[[ Exercise data, beginning ]]
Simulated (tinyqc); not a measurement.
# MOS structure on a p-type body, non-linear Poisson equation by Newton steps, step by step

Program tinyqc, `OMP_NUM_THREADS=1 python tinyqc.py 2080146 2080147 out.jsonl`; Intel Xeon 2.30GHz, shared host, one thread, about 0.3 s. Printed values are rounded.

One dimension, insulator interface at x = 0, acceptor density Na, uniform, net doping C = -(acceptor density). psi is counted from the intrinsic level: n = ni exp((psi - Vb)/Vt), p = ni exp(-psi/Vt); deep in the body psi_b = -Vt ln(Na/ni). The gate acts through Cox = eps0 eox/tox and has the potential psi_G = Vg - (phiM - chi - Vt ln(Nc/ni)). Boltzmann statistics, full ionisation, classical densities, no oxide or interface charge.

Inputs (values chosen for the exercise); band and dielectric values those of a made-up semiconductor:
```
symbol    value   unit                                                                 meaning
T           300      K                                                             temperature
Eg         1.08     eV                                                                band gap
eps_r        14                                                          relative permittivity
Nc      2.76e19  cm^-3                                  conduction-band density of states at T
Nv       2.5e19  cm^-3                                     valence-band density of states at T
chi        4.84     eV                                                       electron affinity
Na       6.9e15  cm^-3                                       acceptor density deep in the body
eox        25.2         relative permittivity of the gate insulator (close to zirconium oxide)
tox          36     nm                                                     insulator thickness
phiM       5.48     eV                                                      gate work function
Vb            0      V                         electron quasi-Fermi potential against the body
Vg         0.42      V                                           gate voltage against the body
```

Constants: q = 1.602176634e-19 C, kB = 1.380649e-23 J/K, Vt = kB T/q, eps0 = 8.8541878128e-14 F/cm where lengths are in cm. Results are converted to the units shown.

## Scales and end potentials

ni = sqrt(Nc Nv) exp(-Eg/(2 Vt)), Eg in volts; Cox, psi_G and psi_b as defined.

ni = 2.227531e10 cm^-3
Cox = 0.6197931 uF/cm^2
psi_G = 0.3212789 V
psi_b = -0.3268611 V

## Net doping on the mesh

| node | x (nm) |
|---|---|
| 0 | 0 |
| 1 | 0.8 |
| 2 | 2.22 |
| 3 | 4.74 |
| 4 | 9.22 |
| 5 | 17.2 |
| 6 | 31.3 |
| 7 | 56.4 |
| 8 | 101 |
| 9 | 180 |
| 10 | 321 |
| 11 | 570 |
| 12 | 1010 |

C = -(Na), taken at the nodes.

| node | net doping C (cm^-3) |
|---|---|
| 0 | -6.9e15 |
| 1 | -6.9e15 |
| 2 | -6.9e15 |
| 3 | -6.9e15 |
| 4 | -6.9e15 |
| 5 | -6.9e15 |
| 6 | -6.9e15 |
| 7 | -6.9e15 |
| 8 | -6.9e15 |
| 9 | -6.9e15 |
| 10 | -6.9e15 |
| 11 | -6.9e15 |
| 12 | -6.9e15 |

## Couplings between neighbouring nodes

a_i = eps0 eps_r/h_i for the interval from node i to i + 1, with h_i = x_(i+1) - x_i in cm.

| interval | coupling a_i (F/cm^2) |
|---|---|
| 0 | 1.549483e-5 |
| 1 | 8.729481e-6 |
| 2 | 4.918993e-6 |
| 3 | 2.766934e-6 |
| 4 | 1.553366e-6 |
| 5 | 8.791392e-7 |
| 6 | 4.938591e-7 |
[[ Exercise data, end ]]

Action item:
Return nothing but the lines from the start of the listing above through the line containing "values are rounded.", exactly as given.

Your response:
Simulated (tinyqc); not a measurement.
# MOS structure on a p-type body, non-linear Poisson equation by Newton steps, step by step

Program tinyqc, `OMP_NUM_THREADS=1 python tinyqc.py 2080146 2080147 out.jsonl`; Intel Xeon 2.30GHz, shared host, one thread, about 0.3 s. Printed values are rounded.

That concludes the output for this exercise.